## Requirement
Restate word for word the entries below, starting with the line with "Alike in all" and continuing through the line with "Problem. Estimate the missing entries.". Include both of those lines and no others.

Data under study: Begin

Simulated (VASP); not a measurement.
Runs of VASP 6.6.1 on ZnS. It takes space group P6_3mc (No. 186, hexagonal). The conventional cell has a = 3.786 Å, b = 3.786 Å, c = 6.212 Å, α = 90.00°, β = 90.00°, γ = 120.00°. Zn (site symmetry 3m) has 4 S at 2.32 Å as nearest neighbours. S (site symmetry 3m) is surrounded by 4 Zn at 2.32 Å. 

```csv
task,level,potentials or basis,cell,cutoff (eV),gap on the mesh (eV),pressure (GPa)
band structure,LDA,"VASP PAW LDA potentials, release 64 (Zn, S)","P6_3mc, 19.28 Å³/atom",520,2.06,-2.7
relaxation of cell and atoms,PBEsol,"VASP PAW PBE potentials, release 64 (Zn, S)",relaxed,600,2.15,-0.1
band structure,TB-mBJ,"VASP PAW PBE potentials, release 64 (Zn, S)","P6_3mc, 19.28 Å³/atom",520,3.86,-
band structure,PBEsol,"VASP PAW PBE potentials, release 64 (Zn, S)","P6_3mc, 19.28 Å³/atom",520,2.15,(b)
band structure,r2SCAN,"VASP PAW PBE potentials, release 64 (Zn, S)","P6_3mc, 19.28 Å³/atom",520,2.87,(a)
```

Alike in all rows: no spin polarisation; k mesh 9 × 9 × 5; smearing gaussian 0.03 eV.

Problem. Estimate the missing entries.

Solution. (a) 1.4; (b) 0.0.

Data under study: End

## Expected answer
Alike in all rows: no spin polarisation; k mesh 9 × 9 × 5; smearing gaussian 0.03 eV.

Problem. Estimate the missing entries.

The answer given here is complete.